WORK ITEM: Copy the listing below line for line, from its opening line to the one with "Computed with RKS", both included; stop there.

INFORMATION GIVEN:
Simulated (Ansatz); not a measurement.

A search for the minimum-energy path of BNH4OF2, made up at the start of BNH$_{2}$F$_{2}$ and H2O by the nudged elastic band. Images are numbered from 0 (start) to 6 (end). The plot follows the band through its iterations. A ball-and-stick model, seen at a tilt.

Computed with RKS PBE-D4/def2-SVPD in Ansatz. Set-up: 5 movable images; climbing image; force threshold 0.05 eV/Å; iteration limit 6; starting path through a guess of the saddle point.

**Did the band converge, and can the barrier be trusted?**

WRITTEN REPLY:
Simulated (Ansatz); not a measurement.

A search for the minimum-energy path of BNH4OF2, made up at the start of BNH$_{2}$F$_{2}$ and H2O by the nudged elastic band. Images are numbered from 0 (start) to 6 (end). The plot follows the band through its iterations. A ball-and-stick model, seen at a tilt.

Computed with RKS PBE-D4/def2-SVPD in Ansatz. Set-up: 5 movable images; climbing image; force threshold 0.05 eV/Å; iteration limit 6; starting path through a guess of the saddle point.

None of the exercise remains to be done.